Task item: Begin at the top of the records and copy each line exactly. The line containing "Charge 0, spin multiplicity 2." is the last one to include.

Supplied information START

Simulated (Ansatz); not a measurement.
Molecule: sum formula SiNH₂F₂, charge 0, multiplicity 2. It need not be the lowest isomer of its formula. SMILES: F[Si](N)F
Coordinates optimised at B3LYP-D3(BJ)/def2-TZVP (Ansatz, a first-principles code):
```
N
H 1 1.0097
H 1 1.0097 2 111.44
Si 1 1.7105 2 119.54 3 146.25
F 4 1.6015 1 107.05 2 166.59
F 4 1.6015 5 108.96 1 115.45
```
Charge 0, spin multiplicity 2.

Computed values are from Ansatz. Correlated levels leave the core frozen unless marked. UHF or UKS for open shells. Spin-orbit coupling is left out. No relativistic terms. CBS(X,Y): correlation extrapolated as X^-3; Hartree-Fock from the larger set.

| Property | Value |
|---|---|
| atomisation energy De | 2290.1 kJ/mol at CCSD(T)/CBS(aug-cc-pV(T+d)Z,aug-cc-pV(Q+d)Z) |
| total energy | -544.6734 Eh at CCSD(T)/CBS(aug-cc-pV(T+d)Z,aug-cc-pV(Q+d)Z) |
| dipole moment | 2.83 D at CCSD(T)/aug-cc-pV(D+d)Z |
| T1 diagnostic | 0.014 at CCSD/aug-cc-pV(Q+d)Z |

Supplied information END

Answer section:
Simulated (Ansatz); not a measurement.
Molecule: sum formula SiNH₂F₂, charge 0, multiplicity 2. It need not be the lowest isomer of its formula. SMILES: F[Si](N)F
Coordinates optimised at B3LYP-D3(BJ)/def2-TZVP (Ansatz, a first-principles code):
```
N
H 1 1.0097
H 1 1.0097 2 111.44
Si 1 1.7105 2 119.54 3 146.25
F 4 1.6015 1 107.05 2 166.59
F 4 1.6015 5 108.96 1 115.45
```
Charge 0, spin multiplicity 2.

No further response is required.